▶ **TASK ITEM**
Below are records; reproduce exactly the lines from the one that has "### What is the computed pressure?" through the one that has "The model was", ends included, and nothing more.

*** Block opens ***
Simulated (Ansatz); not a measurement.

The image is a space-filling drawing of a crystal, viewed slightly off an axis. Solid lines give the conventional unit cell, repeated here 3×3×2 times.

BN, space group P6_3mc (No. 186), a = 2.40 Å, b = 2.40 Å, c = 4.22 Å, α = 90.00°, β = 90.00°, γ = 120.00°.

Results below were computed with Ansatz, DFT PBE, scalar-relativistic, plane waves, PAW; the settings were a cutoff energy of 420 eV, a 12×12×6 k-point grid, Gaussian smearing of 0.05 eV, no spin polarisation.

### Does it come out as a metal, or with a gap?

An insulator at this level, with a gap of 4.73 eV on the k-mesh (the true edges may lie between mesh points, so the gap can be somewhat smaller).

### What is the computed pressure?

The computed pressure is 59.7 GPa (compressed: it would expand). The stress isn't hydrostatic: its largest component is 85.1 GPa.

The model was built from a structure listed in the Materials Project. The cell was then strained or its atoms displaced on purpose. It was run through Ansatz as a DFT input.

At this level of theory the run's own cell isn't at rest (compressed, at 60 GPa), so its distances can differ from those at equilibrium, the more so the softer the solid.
*** Block closes ***

▶ **ANSWER BOX**
### What is the computed pressure?

The computed pressure is 59.7 GPa (compressed: it would expand). The stress isn't hydrostatic: its largest component is 85.1 GPa.

The model was built from a structure listed in the Materials Project. The cell was then strained or its atoms displaced on purpose. It was run through Ansatz as a DFT input.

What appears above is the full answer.